*** Begin section ***

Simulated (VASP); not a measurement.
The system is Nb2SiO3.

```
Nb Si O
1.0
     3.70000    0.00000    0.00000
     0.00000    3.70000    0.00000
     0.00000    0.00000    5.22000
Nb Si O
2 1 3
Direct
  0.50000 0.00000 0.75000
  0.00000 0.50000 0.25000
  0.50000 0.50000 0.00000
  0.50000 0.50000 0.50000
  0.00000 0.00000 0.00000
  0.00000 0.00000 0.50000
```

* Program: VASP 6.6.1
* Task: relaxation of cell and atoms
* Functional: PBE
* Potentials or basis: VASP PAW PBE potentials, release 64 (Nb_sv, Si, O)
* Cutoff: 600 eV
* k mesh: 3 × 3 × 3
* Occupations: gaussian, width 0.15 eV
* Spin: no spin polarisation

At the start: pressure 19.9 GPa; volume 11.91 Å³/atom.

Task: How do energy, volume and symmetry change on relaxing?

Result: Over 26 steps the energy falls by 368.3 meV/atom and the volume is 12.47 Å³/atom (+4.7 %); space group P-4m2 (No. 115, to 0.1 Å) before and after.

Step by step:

*** End section ***

> WORK REQUEST
What you return must match the entries exactly, word for word.

> ANSWER SECTION
Simulated (VASP); not a measurement.
The system is Nb2SiO3.

```
Nb Si O
1.0
     3.70000    0.00000    0.00000
     0.00000    3.70000    0.00000
     0.00000    0.00000    5.22000
Nb Si O
2 1 3
Direct
  0.50000 0.00000 0.75000
  0.00000 0.50000 0.25000
  0.50000 0.50000 0.00000
  0.50000 0.50000 0.50000
  0.00000 0.00000 0.00000
  0.00000 0.00000 0.50000
```

* Program: VASP 6.6.1
* Task: relaxation of cell and atoms
* Functional: PBE
* Potentials or basis: VASP PAW PBE potentials, release 64 (Nb_sv, Si, O)
* Cutoff: 600 eV
* k mesh: 3 × 3 × 3
* Occupations: gaussian, width 0.15 eV
* Spin: no spin polarisation

At the start: pressure 19.9 GPa; volume 11.91 Å³/atom.

Task: How do energy, volume and symmetry change on relaxing?

Result: Over 26 steps the energy falls by 368.3 meV/atom and the volume is 12.47 Å³/atom (+4.7 %); space group P-4m2 (No. 115, to 0.1 Å) before and after.

Step by step:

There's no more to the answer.